**LISTED RECORDS:**
• • •

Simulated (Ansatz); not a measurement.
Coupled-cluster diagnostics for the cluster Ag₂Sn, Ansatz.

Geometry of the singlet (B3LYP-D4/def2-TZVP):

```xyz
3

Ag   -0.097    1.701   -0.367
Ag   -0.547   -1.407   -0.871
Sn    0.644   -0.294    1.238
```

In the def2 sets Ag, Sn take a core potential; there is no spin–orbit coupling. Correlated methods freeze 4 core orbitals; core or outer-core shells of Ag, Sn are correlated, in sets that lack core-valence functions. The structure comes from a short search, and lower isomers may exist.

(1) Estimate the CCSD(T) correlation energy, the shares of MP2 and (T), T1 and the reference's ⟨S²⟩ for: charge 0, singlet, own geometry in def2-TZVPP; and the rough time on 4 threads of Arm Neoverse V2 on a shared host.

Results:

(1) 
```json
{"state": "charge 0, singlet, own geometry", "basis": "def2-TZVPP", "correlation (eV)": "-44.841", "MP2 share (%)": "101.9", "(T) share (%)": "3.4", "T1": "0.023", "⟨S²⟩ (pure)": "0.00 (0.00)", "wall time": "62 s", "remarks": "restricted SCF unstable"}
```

• • •

**REQUIRED ACTION:** Each line in the listing is to be returned exactly.

**EXERCISE RESPONSE:**
Simulated (Ansatz); not a measurement.
Coupled-cluster diagnostics for the cluster Ag₂Sn, Ansatz.

Geometry of the singlet (B3LYP-D4/def2-TZVP):

```xyz
3

Ag   -0.097    1.701   -0.367
Ag   -0.547   -1.407   -0.871
Sn    0.644   -0.294    1.238
```

In the def2 sets Ag, Sn take a core potential; there is no spin–orbit coupling. Correlated methods freeze 4 core orbitals; core or outer-core shells of Ag, Sn are correlated, in sets that lack core-valence functions. The structure comes from a short search, and lower isomers may exist.

(1) Estimate the CCSD(T) correlation energy, the shares of MP2 and (T), T1 and the reference's ⟨S²⟩ for: charge 0, singlet, own geometry in def2-TZVPP; and the rough time on 4 threads of Arm Neoverse V2 on a shared host.

Results:

(1) 
```json
{"state": "charge 0, singlet, own geometry", "basis": "def2-TZVPP", "correlation (eV)": "-44.841", "MP2 share (%)": "101.9", "(T) share (%)": "3.4", "T1": "0.023", "⟨S²⟩ (pure)": "0.00 (0.00)", "wall time": "62 s", "remarks": "restricted SCF unstable"}
```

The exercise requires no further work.